• **ACTIVITY**: An exact reprint of all the records is the expected answer.

+--
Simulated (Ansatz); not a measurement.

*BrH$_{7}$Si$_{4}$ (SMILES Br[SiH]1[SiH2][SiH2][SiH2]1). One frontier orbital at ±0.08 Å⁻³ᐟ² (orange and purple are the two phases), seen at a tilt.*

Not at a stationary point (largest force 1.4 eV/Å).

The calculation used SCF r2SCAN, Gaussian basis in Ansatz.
+--

• **TASK OUTPUT**:
Simulated (Ansatz); not a measurement.

*BrH$_{7}$Si$_{4}$ (SMILES Br[SiH]1[SiH2][SiH2][SiH2]1). One frontier orbital at ±0.08 Å⁻³ᐟ² (orange and purple are the two phases), seen at a tilt.*

Not at a stationary point (largest force 1.4 eV/Å).

The calculation used SCF r2SCAN, Gaussian basis in Ansatz.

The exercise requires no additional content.